* **Task item**
Starting at the top of the data and ending with the line that holds "Caveat: the cutoff", transcribe each line exactly; include both ends.

──────── Dataset ────────
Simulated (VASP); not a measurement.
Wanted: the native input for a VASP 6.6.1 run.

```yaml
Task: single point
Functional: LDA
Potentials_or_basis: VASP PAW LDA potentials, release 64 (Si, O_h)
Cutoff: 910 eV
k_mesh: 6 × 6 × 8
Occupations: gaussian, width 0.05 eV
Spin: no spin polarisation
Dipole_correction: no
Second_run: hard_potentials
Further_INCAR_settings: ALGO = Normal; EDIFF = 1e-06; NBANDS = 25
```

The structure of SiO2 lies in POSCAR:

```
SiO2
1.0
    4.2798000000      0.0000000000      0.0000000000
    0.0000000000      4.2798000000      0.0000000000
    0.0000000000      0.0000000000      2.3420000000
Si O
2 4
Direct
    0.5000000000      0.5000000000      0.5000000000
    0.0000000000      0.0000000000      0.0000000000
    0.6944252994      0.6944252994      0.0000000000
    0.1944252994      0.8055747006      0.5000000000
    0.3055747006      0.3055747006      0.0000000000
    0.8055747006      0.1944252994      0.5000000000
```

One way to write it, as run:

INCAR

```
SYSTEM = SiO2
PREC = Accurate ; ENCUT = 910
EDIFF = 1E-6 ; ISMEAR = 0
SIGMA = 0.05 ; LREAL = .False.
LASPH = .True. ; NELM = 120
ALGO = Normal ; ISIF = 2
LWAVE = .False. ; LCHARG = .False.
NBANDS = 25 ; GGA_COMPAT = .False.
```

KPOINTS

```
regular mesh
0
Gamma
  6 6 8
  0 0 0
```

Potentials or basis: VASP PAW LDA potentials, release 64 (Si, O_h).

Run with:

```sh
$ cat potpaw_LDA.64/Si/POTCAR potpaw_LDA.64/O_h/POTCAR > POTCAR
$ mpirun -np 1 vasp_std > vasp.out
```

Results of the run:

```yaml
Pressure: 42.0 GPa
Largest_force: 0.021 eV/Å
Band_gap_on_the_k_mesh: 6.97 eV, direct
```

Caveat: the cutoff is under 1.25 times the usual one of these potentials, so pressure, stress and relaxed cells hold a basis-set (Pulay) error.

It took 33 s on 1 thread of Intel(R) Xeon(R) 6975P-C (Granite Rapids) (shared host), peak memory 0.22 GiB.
────────

* **Written response**
Simulated (VASP); not a measurement.
Wanted: the native input for a VASP 6.6.1 run.

```yaml
Task: single point
Functional: LDA
Potentials_or_basis: VASP PAW LDA potentials, release 64 (Si, O_h)
Cutoff: 910 eV
k_mesh: 6 × 6 × 8
Occupations: gaussian, width 0.05 eV
Spin: no spin polarisation
Dipole_correction: no
Second_run: hard_potentials
Further_INCAR_settings: ALGO = Normal; EDIFF = 1e-06; NBANDS = 25
```

The structure of SiO2 lies in POSCAR:

```
SiO2
1.0
    4.2798000000      0.0000000000      0.0000000000
    0.0000000000      4.2798000000      0.0000000000
    0.0000000000      0.0000000000      2.3420000000
Si O
2 4
Direct
    0.5000000000      0.5000000000      0.5000000000
    0.0000000000      0.0000000000      0.0000000000
    0.6944252994      0.6944252994      0.0000000000
    0.1944252994      0.8055747006      0.5000000000
    0.3055747006      0.3055747006      0.0000000000
    0.8055747006      0.1944252994      0.5000000000
```

One way to write it, as run:

INCAR

```
SYSTEM = SiO2
PREC = Accurate ; ENCUT = 910
EDIFF = 1E-6 ; ISMEAR = 0
SIGMA = 0.05 ; LREAL = .False.
LASPH = .True. ; NELM = 120
ALGO = Normal ; ISIF = 2
LWAVE = .False. ; LCHARG = .False.
NBANDS = 25 ; GGA_COMPAT = .False.
```

KPOINTS

```
regular mesh
0
Gamma
  6 6 8
  0 0 0
```

Potentials or basis: VASP PAW LDA potentials, release 64 (Si, O_h).

Run with:

```sh
$ cat potpaw_LDA.64/Si/POTCAR potpaw_LDA.64/O_h/POTCAR > POTCAR
$ mpirun -np 1 vasp_std > vasp.out
```

Results of the run:

```yaml
Pressure: 42.0 GPa
Largest_force: 0.021 eV/Å
Band_gap_on_the_k_mesh: 6.97 eV, direct
```

Caveat: the cutoff is under 1.25 times the usual one of these potentials, so pressure, stress and relaxed cells hold a basis-set (Pulay) error.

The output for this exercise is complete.